─── Source data ───

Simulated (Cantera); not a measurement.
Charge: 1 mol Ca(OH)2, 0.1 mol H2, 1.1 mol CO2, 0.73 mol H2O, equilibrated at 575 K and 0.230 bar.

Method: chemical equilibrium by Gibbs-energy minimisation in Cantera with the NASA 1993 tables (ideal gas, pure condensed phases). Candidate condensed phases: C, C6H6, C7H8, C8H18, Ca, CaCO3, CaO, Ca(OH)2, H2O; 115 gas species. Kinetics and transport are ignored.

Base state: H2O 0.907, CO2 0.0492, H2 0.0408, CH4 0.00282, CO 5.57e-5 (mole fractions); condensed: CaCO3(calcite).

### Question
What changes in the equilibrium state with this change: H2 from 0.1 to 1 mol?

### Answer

───

Work request
Repeat the records verbatim, every one of them.

Task solution
Simulated (Cantera); not a measurement.
Charge: 1 mol Ca(OH)2, 0.1 mol H2, 1.1 mol CO2, 0.73 mol H2O, equilibrated at 575 K and 0.230 bar.

Method: chemical equilibrium by Gibbs-energy minimisation in Cantera with the NASA 1993 tables (ideal gas, pure condensed phases). Candidate condensed phases: C, C6H6, C7H8, C8H18, Ca, CaCO3, CaO, Ca(OH)2, H2O; 115 gas species. Kinetics and transport are ignored.

Base state: H2O 0.907, CO2 0.0492, H2 0.0408, CH4 0.00282, CO 5.57e-5 (mole fractions); condensed: CaCO3(calcite).

### Question
What changes in the equilibrium state with this change: H2 from 0.1 to 1 mol?

### Answer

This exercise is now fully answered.